Brief:
What is needed here is every entry, retyped exactly.

Data for review:
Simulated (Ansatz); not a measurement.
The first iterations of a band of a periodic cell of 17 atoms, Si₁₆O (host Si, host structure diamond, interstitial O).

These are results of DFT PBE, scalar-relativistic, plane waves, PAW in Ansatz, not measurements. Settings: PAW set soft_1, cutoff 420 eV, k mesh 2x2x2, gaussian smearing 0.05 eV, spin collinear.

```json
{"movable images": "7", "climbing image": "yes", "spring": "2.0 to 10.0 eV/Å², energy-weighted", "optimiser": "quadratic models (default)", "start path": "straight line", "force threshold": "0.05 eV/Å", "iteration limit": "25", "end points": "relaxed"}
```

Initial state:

Expected answer:
Simulated (Ansatz); not a measurement.
The first iterations of a band of a periodic cell of 17 atoms, Si₁₆O (host Si, host structure diamond, interstitial O).

These are results of DFT PBE, scalar-relativistic, plane waves, PAW in Ansatz, not measurements. Settings: PAW set soft_1, cutoff 420 eV, k mesh 2x2x2, gaussian smearing 0.05 eV, spin collinear.

```json
{"movable images": "7", "climbing image": "yes", "spring": "2.0 to 10.0 eV/Å², energy-weighted", "optimiser": "quadratic models (default)", "start path": "straight line", "force threshold": "0.05 eV/Å", "iteration limit": "25", "end points": "relaxed"}
```

Initial state:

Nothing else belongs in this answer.